++++++

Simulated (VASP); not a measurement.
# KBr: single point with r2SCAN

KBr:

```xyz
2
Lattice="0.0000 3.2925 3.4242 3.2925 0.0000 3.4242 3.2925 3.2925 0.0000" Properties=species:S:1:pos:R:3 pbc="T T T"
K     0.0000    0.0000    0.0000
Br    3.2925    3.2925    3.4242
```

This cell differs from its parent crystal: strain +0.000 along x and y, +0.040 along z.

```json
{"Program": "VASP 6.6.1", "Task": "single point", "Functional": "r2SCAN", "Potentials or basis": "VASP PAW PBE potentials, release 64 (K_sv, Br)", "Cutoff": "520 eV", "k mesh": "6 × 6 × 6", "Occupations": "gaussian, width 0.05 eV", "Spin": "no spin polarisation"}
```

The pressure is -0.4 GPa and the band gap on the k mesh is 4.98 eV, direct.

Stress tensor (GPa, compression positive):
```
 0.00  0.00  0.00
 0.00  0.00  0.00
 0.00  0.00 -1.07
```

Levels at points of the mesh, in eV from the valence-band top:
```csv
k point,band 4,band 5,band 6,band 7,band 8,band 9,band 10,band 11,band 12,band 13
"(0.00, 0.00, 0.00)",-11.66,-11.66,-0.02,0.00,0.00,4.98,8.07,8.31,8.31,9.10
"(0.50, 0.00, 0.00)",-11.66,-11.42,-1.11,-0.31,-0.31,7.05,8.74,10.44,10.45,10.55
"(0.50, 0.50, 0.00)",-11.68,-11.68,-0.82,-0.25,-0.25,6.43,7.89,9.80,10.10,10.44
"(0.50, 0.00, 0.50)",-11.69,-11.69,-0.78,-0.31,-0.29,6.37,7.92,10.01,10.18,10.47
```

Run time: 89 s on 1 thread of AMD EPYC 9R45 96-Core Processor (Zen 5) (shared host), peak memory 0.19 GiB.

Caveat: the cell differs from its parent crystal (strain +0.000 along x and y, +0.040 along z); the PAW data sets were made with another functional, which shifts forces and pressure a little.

++++++

▸ **Assigned task**: Only the lines above from the one with "Levels at points" up to and including the one with "Run time: 89" should be repeated, exactly as written.

▸ **Answer box**:
Levels at points of the mesh, in eV from the valence-band top:
```csv
k point,band 4,band 5,band 6,band 7,band 8,band 9,band 10,band 11,band 12,band 13
"(0.00, 0.00, 0.00)",-11.66,-11.66,-0.02,0.00,0.00,4.98,8.07,8.31,8.31,9.10
"(0.50, 0.00, 0.00)",-11.66,-11.42,-1.11,-0.31,-0.31,7.05,8.74,10.44,10.45,10.55
"(0.50, 0.50, 0.00)",-11.68,-11.68,-0.82,-0.25,-0.25,6.43,7.89,9.80,10.10,10.44
"(0.50, 0.00, 0.50)",-11.69,-11.69,-0.78,-0.31,-0.29,6.37,7.92,10.01,10.18,10.47
```

Run time: 89 s on 1 thread of AMD EPYC 9R45 96-Core Processor (Zen 5) (shared host), peak memory 0.19 GiB.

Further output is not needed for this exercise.